The data
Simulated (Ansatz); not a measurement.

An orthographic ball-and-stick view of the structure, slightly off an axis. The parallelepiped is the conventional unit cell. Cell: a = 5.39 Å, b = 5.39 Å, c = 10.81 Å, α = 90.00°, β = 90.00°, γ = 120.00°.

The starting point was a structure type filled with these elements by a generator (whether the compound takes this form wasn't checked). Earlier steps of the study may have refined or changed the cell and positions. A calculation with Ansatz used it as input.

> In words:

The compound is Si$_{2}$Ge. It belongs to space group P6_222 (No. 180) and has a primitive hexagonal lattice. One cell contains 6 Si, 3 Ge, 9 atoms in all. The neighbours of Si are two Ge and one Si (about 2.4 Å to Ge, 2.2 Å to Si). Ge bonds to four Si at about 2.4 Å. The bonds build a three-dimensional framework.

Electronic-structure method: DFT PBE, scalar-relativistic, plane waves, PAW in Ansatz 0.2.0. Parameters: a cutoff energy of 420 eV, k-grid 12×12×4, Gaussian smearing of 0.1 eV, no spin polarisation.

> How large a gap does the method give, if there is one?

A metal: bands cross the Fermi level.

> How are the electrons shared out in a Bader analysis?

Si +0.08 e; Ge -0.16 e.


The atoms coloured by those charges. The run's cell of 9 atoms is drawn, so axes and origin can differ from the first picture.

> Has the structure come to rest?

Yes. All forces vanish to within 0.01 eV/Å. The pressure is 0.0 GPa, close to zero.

Assignment
Within the data above, the span starting at the line containing "The atoms coloured" and ending at the line containing "come to rest?" is to be retyped exactly, with no other lines.

Written answer
The atoms coloured by those charges. The run's cell of 9 atoms is drawn, so axes and origin can differ from the first picture.

> Has the structure come to rest?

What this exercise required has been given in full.